▬▬▬▬▬▬▬▬▬▬
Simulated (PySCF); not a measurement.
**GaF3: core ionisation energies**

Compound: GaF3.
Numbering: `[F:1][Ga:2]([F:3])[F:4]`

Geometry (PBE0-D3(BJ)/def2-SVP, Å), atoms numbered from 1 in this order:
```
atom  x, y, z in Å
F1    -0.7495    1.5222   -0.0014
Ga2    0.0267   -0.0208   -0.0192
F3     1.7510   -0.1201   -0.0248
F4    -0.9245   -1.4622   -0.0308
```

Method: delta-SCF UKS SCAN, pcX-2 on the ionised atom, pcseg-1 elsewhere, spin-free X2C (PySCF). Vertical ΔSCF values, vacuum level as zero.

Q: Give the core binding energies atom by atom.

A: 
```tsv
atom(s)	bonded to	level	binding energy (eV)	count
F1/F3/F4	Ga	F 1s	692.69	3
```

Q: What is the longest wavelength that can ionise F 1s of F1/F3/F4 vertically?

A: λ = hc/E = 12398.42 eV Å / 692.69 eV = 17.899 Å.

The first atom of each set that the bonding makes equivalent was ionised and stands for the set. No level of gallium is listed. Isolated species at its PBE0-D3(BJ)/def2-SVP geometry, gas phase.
▬▬▬▬▬▬▬▬▬▬

**Activity**.
Please retype the listing word for word, from its first line through the line containing "A: λ = hc/E", and add nothing else.

**Written answer**.
Simulated (PySCF); not a measurement.
**GaF3: core ionisation energies**

Compound: GaF3.
Numbering: `[F:1][Ga:2]([F:3])[F:4]`

Geometry (PBE0-D3(BJ)/def2-SVP, Å), atoms numbered from 1 in this order:
```
atom  x, y, z in Å
F1    -0.7495    1.5222   -0.0014
Ga2    0.0267   -0.0208   -0.0192
F3     1.7510   -0.1201   -0.0248
F4    -0.9245   -1.4622   -0.0308
```

Method: delta-SCF UKS SCAN, pcX-2 on the ionised atom, pcseg-1 elsewhere, spin-free X2C (PySCF). Vertical ΔSCF values, vacuum level as zero.

Q: Give the core binding energies atom by atom.

A: 
```tsv
atom(s)	bonded to	level	binding energy (eV)	count
F1/F3/F4	Ga	F 1s	692.69	3
```

Q: What is the longest wavelength that can ionise F 1s of F1/F3/F4 vertically?

A: λ = hc/E = 12398.42 eV Å / 692.69 eV = 17.899 Å.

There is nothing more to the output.